Exercise: Word for word, output the data that follows.

·····

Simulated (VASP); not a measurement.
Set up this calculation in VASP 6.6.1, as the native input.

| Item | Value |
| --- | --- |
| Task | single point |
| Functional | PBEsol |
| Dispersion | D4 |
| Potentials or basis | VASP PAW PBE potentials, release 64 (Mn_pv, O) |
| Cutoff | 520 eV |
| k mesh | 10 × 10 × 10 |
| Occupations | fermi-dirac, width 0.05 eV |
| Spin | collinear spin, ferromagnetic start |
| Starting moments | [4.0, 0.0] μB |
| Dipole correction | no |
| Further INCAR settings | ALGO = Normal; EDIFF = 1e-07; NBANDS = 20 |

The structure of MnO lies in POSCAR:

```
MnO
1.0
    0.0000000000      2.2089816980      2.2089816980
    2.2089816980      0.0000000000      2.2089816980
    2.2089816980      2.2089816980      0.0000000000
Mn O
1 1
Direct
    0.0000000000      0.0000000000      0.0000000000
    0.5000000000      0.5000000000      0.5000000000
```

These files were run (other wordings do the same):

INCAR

·····

Response:
Simulated (VASP); not a measurement.
Set up this calculation in VASP 6.6.1, as the native input.

| Item | Value |
| --- | --- |
| Task | single point |
| Functional | PBEsol |
| Dispersion | D4 |
| Potentials or basis | VASP PAW PBE potentials, release 64 (Mn_pv, O) |
| Cutoff | 520 eV |
| k mesh | 10 × 10 × 10 |
| Occupations | fermi-dirac, width 0.05 eV |
| Spin | collinear spin, ferromagnetic start |
| Starting moments | [4.0, 0.0] μB |
| Dipole correction | no |
| Further INCAR settings | ALGO = Normal; EDIFF = 1e-07; NBANDS = 20 |

The structure of MnO lies in POSCAR:

```
MnO
1.0
    0.0000000000      2.2089816980      2.2089816980
    2.2089816980      0.0000000000      2.2089816980
    2.2089816980      2.2089816980      0.0000000000
Mn O
1 1
Direct
    0.0000000000      0.0000000000      0.0000000000
    0.5000000000      0.5000000000      0.5000000000
```

These files were run (other wordings do the same):

INCAR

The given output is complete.